--- START ---

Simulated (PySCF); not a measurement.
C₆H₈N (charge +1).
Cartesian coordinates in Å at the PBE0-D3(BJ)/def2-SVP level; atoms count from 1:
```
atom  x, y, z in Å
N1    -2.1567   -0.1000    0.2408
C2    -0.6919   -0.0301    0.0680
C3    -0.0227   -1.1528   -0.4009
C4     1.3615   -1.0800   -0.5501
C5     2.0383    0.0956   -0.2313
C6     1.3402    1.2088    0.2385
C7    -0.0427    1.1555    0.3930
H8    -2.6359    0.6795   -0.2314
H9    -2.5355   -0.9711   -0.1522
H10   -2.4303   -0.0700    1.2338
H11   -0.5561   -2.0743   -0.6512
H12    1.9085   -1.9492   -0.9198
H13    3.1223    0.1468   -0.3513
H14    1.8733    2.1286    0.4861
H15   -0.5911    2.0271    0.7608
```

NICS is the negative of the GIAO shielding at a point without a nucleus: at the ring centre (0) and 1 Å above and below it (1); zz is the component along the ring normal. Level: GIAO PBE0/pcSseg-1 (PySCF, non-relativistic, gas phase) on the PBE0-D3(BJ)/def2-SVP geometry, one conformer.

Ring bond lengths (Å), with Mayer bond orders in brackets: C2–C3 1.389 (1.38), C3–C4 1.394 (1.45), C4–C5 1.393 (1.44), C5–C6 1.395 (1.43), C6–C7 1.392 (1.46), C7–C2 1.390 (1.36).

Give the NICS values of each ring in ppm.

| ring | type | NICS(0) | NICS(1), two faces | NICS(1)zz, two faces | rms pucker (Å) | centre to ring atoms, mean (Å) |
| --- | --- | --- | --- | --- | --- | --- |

--- END ---

• [Assigned task]:
The records shown above must be returned in full, exactly as written.

• [Exercise solution]:
Simulated (PySCF); not a measurement.
C₆H₈N (charge +1).
Cartesian coordinates in Å at the PBE0-D3(BJ)/def2-SVP level; atoms count from 1:
```
atom  x, y, z in Å
N1    -2.1567   -0.1000    0.2408
C2    -0.6919   -0.0301    0.0680
C3    -0.0227   -1.1528   -0.4009
C4     1.3615   -1.0800   -0.5501
C5     2.0383    0.0956   -0.2313
C6     1.3402    1.2088    0.2385
C7    -0.0427    1.1555    0.3930
H8    -2.6359    0.6795   -0.2314
H9    -2.5355   -0.9711   -0.1522
H10   -2.4303   -0.0700    1.2338
H11   -0.5561   -2.0743   -0.6512
H12    1.9085   -1.9492   -0.9198
H13    3.1223    0.1468   -0.3513
H14    1.8733    2.1286    0.4861
H15   -0.5911    2.0271    0.7608
```

NICS is the negative of the GIAO shielding at a point without a nucleus: at the ring centre (0) and 1 Å above and below it (1); zz is the component along the ring normal. Level: GIAO PBE0/pcSseg-1 (PySCF, non-relativistic, gas phase) on the PBE0-D3(BJ)/def2-SVP geometry, one conformer.

Ring bond lengths (Å), with Mayer bond orders in brackets: C2–C3 1.389 (1.38), C3–C4 1.394 (1.45), C4–C5 1.393 (1.44), C5–C6 1.395 (1.43), C6–C7 1.392 (1.46), C7–C2 1.390 (1.36).

Give the NICS values of each ring in ppm.

| ring | type | NICS(0) | NICS(1), two faces | NICS(1)zz, two faces | rms pucker (Å) | centre to ring atoms, mean (Å) |
| --- | --- | --- | --- | --- | --- | --- |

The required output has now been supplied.